* Provided information *
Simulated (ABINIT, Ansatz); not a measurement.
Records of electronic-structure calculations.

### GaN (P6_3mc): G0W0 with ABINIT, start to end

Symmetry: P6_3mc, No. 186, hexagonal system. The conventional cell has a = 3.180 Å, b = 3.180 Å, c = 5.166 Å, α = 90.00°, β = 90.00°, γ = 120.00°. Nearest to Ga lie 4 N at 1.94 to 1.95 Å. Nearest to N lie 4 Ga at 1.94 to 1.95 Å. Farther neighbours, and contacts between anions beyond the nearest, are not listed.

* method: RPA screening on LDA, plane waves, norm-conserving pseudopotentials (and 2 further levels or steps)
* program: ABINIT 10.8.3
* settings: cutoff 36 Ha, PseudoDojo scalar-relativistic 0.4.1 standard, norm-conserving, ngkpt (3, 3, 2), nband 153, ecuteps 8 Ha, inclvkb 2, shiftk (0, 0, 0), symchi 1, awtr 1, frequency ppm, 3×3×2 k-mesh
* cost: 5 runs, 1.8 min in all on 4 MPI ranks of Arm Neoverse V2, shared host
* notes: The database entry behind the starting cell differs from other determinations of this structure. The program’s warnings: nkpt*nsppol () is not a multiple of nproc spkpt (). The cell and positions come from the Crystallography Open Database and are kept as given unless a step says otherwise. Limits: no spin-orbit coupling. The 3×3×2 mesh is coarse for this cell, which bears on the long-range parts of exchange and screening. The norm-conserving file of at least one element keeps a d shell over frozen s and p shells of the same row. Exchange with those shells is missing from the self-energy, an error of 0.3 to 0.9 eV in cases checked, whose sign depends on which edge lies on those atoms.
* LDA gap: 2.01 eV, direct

* Work order *
Repeat the listing exactly, from its first line to its last.

* Response *
Simulated (ABINIT, Ansatz); not a measurement.
Records of electronic-structure calculations.

### GaN (P6_3mc): G0W0 with ABINIT, start to end

Symmetry: P6_3mc, No. 186, hexagonal system. The conventional cell has a = 3.180 Å, b = 3.180 Å, c = 5.166 Å, α = 90.00°, β = 90.00°, γ = 120.00°. Nearest to Ga lie 4 N at 1.94 to 1.95 Å. Nearest to N lie 4 Ga at 1.94 to 1.95 Å. Farther neighbours, and contacts between anions beyond the nearest, are not listed.

* method: RPA screening on LDA, plane waves, norm-conserving pseudopotentials (and 2 further levels or steps)
* program: ABINIT 10.8.3
* settings: cutoff 36 Ha, PseudoDojo scalar-relativistic 0.4.1 standard, norm-conserving, ngkpt (3, 3, 2), nband 153, ecuteps 8 Ha, inclvkb 2, shiftk (0, 0, 0), symchi 1, awtr 1, frequency ppm, 3×3×2 k-mesh
* cost: 5 runs, 1.8 min in all on 4 MPI ranks of Arm Neoverse V2, shared host
* notes: The database entry behind the starting cell differs from other determinations of this structure. The program’s warnings: nkpt*nsppol () is not a multiple of nproc spkpt (). The cell and positions come from the Crystallography Open Database and are kept as given unless a step says otherwise. Limits: no spin-orbit coupling. The 3×3×2 mesh is coarse for this cell, which bears on the long-range parts of exchange and screening. The norm-conserving file of at least one element keeps a d shell over frozen s and p shells of the same row. Exchange with those shells is missing from the self-energy, an error of 0.3 to 0.9 eV in cases checked, whose sign depends on which edge lies on those atoms.
* LDA gap: 2.01 eV, direct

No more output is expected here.